* WORK REQUEST:
Transcribe each line below word for word.

* DATASET:

== Segment start ==

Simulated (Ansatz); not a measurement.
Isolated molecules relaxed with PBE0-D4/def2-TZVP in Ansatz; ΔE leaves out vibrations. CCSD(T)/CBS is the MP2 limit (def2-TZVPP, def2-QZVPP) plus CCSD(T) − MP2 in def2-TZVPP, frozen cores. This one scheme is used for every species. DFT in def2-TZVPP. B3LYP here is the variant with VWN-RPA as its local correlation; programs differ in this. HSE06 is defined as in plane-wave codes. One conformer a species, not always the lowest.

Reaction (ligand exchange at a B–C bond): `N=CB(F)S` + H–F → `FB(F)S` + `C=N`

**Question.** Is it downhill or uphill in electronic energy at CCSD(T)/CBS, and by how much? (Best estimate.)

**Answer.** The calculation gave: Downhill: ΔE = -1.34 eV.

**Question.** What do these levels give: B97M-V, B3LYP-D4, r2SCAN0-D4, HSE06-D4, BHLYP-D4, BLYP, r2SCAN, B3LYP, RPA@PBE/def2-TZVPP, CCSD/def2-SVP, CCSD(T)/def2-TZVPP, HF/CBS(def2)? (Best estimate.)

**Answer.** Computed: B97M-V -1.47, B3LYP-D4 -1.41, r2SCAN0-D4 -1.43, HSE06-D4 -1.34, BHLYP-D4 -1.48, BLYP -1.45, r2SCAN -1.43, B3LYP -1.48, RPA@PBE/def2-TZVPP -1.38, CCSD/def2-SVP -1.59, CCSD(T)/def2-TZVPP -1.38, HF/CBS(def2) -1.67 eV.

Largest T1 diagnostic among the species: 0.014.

== Segment end ==

* EXERCISE RESULT:
Simulated (Ansatz); not a measurement.
Isolated molecules relaxed with PBE0-D4/def2-TZVP in Ansatz; ΔE leaves out vibrations. CCSD(T)/CBS is the MP2 limit (def2-TZVPP, def2-QZVPP) plus CCSD(T) − MP2 in def2-TZVPP, frozen cores. This one scheme is used for every species. DFT in def2-TZVPP. B3LYP here is the variant with VWN-RPA as its local correlation; programs differ in this. HSE06 is defined as in plane-wave codes. One conformer a species, not always the lowest.

Reaction (ligand exchange at a B–C bond): `N=CB(F)S` + H–F → `FB(F)S` + `C=N`

**Question.** Is it downhill or uphill in electronic energy at CCSD(T)/CBS, and by how much? (Best estimate.)

**Answer.** The calculation gave: Downhill: ΔE = -1.34 eV.

**Question.** What do these levels give: B97M-V, B3LYP-D4, r2SCAN0-D4, HSE06-D4, BHLYP-D4, BLYP, r2SCAN, B3LYP, RPA@PBE/def2-TZVPP, CCSD/def2-SVP, CCSD(T)/def2-TZVPP, HF/CBS(def2)? (Best estimate.)

**Answer.** Computed: B97M-V -1.47, B3LYP-D4 -1.41, r2SCAN0-D4 -1.43, HSE06-D4 -1.34, BHLYP-D4 -1.48, BLYP -1.45, r2SCAN -1.43, B3LYP -1.48, RPA@PBE/def2-TZVPP -1.38, CCSD/def2-SVP -1.59, CCSD(T)/def2-TZVPP -1.38, HF/CBS(def2) -1.67 eV.

Largest T1 diagnostic among the species: 0.014.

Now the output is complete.